=== Activity ===
When you retype the data, keep every line exactly as it appears.

=== Data extracts ===
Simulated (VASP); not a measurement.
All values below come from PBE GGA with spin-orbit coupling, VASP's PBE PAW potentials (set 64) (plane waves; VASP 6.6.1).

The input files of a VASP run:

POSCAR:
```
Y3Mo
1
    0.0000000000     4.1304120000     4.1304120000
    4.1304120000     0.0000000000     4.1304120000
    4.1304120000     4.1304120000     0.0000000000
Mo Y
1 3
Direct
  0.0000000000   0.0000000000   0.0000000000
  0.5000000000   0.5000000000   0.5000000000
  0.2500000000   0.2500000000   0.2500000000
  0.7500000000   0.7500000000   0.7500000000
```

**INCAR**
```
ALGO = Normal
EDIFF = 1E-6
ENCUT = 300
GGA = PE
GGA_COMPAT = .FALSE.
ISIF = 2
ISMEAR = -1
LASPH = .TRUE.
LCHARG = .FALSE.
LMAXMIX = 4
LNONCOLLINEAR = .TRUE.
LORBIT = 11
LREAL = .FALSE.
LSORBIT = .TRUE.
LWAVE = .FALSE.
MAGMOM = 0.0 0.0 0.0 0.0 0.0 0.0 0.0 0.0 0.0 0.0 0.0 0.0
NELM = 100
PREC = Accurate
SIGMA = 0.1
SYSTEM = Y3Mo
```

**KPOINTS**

=== Reply ===
Simulated (VASP); not a measurement.
All values below come from PBE GGA with spin-orbit coupling, VASP's PBE PAW potentials (set 64) (plane waves; VASP 6.6.1).

The input files of a VASP run:

POSCAR:
```
Y3Mo
1
    0.0000000000     4.1304120000     4.1304120000
    4.1304120000     0.0000000000     4.1304120000
    4.1304120000     4.1304120000     0.0000000000
Mo Y
1 3
Direct
  0.0000000000   0.0000000000   0.0000000000
  0.5000000000   0.5000000000   0.5000000000
  0.2500000000   0.2500000000   0.2500000000
  0.7500000000   0.7500000000   0.7500000000
```

**INCAR**
```
ALGO = Normal
EDIFF = 1E-6
ENCUT = 300
GGA = PE
GGA_COMPAT = .FALSE.
ISIF = 2
ISMEAR = -1
LASPH = .TRUE.
LCHARG = .FALSE.
LMAXMIX = 4
LNONCOLLINEAR = .TRUE.
LORBIT = 11
LREAL = .FALSE.
LSORBIT = .TRUE.
LWAVE = .FALSE.
MAGMOM = 0.0 0.0 0.0 0.0 0.0 0.0 0.0 0.0 0.0 0.0 0.0 0.0
NELM = 100
PREC = Accurate
SIGMA = 0.1
SYSTEM = Y3Mo
```

**KPOINTS**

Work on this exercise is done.